> [REQUIREMENT] Your answer must be an exact copy of the listing below.

> [RECORDED DATA]
==*==

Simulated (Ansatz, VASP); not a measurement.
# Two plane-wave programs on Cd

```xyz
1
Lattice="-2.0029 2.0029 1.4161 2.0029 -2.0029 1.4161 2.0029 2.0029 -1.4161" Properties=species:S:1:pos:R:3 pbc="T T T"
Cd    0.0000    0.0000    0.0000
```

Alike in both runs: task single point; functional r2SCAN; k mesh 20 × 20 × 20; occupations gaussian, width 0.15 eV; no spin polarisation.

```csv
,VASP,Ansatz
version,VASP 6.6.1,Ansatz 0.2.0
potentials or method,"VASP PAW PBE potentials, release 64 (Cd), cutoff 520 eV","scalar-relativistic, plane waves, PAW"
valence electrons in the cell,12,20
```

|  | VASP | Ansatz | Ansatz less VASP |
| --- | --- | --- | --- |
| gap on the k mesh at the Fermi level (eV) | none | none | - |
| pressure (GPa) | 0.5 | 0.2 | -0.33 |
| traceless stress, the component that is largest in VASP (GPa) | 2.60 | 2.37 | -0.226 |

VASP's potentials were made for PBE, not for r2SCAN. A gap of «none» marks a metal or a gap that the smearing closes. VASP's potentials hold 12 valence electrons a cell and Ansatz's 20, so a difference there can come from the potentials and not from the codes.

==*==

> [TASK OUTPUT]
Simulated (Ansatz, VASP); not a measurement.
# Two plane-wave programs on Cd

```xyz
1
Lattice="-2.0029 2.0029 1.4161 2.0029 -2.0029 1.4161 2.0029 2.0029 -1.4161" Properties=species:S:1:pos:R:3 pbc="T T T"
Cd    0.0000    0.0000    0.0000
```

Alike in both runs: task single point; functional r2SCAN; k mesh 20 × 20 × 20; occupations gaussian, width 0.15 eV; no spin polarisation.

```csv
,VASP,Ansatz
version,VASP 6.6.1,Ansatz 0.2.0
potentials or method,"VASP PAW PBE potentials, release 64 (Cd), cutoff 520 eV","scalar-relativistic, plane waves, PAW"
valence electrons in the cell,12,20
```

|  | VASP | Ansatz | Ansatz less VASP |
| --- | --- | --- | --- |
| gap on the k mesh at the Fermi level (eV) | none | none | - |
| pressure (GPa) | 0.5 | 0.2 | -0.33 |
| traceless stress, the component that is largest in VASP (GPa) | 2.60 | 2.37 | -0.226 |

VASP's potentials were made for PBE, not for r2SCAN. A gap of «none» marks a metal or a gap that the smearing closes. VASP's potentials hold 12 valence electrons a cell and Ansatz's 20, so a difference there can come from the potentials and not from the codes.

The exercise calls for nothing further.